### Activity
In full and without change, retype the records.

--- START ---

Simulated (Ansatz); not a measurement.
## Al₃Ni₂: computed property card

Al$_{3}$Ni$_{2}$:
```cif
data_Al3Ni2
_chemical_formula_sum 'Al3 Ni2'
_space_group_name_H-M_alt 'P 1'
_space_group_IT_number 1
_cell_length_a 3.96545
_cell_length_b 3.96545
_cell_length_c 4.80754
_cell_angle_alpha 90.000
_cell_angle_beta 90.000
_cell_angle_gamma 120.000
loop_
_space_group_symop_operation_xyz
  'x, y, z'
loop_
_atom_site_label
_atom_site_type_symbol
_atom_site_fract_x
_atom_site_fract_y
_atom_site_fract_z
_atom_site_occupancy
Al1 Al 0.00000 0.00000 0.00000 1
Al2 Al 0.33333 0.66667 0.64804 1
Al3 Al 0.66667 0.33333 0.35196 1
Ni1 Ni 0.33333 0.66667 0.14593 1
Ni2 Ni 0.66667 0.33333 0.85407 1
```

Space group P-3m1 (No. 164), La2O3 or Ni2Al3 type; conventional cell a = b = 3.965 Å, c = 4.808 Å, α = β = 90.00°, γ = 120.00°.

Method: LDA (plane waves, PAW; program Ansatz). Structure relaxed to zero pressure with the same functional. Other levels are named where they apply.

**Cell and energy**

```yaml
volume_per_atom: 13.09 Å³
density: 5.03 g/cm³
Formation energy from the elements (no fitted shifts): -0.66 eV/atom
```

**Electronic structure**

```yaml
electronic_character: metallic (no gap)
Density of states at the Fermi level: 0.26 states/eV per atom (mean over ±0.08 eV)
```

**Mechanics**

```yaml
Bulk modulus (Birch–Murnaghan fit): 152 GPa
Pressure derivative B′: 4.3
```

--- END ---

### Task answer
Simulated (Ansatz); not a measurement.
## Al₃Ni₂: computed property card

Al$_{3}$Ni$_{2}$:
```cif
data_Al3Ni2
_chemical_formula_sum 'Al3 Ni2'
_space_group_name_H-M_alt 'P 1'
_space_group_IT_number 1
_cell_length_a 3.96545
_cell_length_b 3.96545
_cell_length_c 4.80754
_cell_angle_alpha 90.000
_cell_angle_beta 90.000
_cell_angle_gamma 120.000
loop_
_space_group_symop_operation_xyz
  'x, y, z'
loop_
_atom_site_label
_atom_site_type_symbol
_atom_site_fract_x
_atom_site_fract_y
_atom_site_fract_z
_atom_site_occupancy
Al1 Al 0.00000 0.00000 0.00000 1
Al2 Al 0.33333 0.66667 0.64804 1
Al3 Al 0.66667 0.33333 0.35196 1
Ni1 Ni 0.33333 0.66667 0.14593 1
Ni2 Ni 0.66667 0.33333 0.85407 1
```

Space group P-3m1 (No. 164), La2O3 or Ni2Al3 type; conventional cell a = b = 3.965 Å, c = 4.808 Å, α = β = 90.00°, γ = 120.00°.

Method: LDA (plane waves, PAW; program Ansatz). Structure relaxed to zero pressure with the same functional. Other levels are named where they apply.

**Cell and energy**

```yaml
volume_per_atom: 13.09 Å³
density: 5.03 g/cm³
Formation energy from the elements (no fitted shifts): -0.66 eV/atom
```

**Electronic structure**

```yaml
electronic_character: metallic (no gap)
Density of states at the Fermi level: 0.26 states/eV per atom (mean over ±0.08 eV)
```

**Mechanics**

```yaml
Bulk modulus (Birch–Murnaghan fit): 152 GPa
Pressure derivative B′: 4.3
```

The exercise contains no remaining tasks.